ASSIGNED TASK:
Restate the data below word for word, keeping each line intact.

SUPPLIED RECORDS:

****************************************

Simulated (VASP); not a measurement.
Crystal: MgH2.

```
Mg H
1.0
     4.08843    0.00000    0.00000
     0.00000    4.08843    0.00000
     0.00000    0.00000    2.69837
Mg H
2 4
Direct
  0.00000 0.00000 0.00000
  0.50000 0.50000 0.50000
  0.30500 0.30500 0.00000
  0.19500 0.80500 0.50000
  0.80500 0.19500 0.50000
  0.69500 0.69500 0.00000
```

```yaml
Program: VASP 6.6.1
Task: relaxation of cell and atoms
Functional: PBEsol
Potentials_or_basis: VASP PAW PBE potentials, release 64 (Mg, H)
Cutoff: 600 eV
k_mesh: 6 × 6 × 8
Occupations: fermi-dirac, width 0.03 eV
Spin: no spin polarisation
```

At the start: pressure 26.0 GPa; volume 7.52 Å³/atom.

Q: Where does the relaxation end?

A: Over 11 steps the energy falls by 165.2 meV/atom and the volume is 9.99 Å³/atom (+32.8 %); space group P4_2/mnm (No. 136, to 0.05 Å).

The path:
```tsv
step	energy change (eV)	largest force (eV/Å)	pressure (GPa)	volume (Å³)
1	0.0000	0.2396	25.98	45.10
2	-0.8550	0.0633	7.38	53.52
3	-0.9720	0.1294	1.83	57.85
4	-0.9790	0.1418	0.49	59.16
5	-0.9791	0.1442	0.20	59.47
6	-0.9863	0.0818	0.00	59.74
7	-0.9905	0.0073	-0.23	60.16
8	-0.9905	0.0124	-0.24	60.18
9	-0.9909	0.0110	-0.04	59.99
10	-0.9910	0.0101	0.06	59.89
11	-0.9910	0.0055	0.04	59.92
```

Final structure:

****************************************

ANSWER BOX:
Simulated (VASP); not a measurement.
Crystal: MgH2.

```
Mg H
1.0
     4.08843    0.00000    0.00000
     0.00000    4.08843    0.00000
     0.00000    0.00000    2.69837
Mg H
2 4
Direct
  0.00000 0.00000 0.00000
  0.50000 0.50000 0.50000
  0.30500 0.30500 0.00000
  0.19500 0.80500 0.50000
  0.80500 0.19500 0.50000
  0.69500 0.69500 0.00000
```

```yaml
Program: VASP 6.6.1
Task: relaxation of cell and atoms
Functional: PBEsol
Potentials_or_basis: VASP PAW PBE potentials, release 64 (Mg, H)
Cutoff: 600 eV
k_mesh: 6 × 6 × 8
Occupations: fermi-dirac, width 0.03 eV
Spin: no spin polarisation
```

At the start: pressure 26.0 GPa; volume 7.52 Å³/atom.

Q: Where does the relaxation end?

A: Over 11 steps the energy falls by 165.2 meV/atom and the volume is 9.99 Å³/atom (+32.8 %); space group P4_2/mnm (No. 136, to 0.05 Å).

The path:
```tsv
step	energy change (eV)	largest force (eV/Å)	pressure (GPa)	volume (Å³)
1	0.0000	0.2396	25.98	45.10
2	-0.8550	0.0633	7.38	53.52
3	-0.9720	0.1294	1.83	57.85
4	-0.9790	0.1418	0.49	59.16
5	-0.9791	0.1442	0.20	59.47
6	-0.9863	0.0818	0.00	59.74
7	-0.9905	0.0073	-0.23	60.16
8	-0.9905	0.0124	-0.24	60.18
9	-0.9909	0.0110	-0.04	59.99
10	-0.9910	0.0101	0.06	59.89
11	-0.9910	0.0055	0.04	59.92
```

Final structure:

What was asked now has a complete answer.